* _Exercise_
Restate each record word for word, from the first to the last.

════════════════
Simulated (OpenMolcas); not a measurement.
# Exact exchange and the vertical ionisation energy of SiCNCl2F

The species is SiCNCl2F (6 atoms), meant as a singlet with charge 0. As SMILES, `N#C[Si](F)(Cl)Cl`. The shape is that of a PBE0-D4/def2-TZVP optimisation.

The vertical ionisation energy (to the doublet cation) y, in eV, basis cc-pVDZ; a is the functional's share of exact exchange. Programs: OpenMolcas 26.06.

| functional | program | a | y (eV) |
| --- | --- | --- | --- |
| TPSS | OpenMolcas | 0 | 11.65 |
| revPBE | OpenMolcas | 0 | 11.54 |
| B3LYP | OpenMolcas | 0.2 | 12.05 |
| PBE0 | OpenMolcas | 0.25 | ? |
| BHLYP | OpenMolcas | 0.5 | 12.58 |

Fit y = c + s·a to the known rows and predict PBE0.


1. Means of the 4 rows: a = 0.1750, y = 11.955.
════════════════

* _Response box_
Simulated (OpenMolcas); not a measurement.
# Exact exchange and the vertical ionisation energy of SiCNCl2F

The species is SiCNCl2F (6 atoms), meant as a singlet with charge 0. As SMILES, `N#C[Si](F)(Cl)Cl`. The shape is that of a PBE0-D4/def2-TZVP optimisation.

The vertical ionisation energy (to the doublet cation) y, in eV, basis cc-pVDZ; a is the functional's share of exact exchange. Programs: OpenMolcas 26.06.

| functional | program | a | y (eV) |
| --- | --- | --- | --- |
| TPSS | OpenMolcas | 0 | 11.65 |
| revPBE | OpenMolcas | 0 | 11.54 |
| B3LYP | OpenMolcas | 0.2 | 12.05 |
| PBE0 | OpenMolcas | 0.25 | ? |
| BHLYP | OpenMolcas | 0.5 | 12.58 |

Fit y = c + s·a to the known rows and predict PBE0.


1. Means of the 4 rows: a = 0.1750, y = 11.955.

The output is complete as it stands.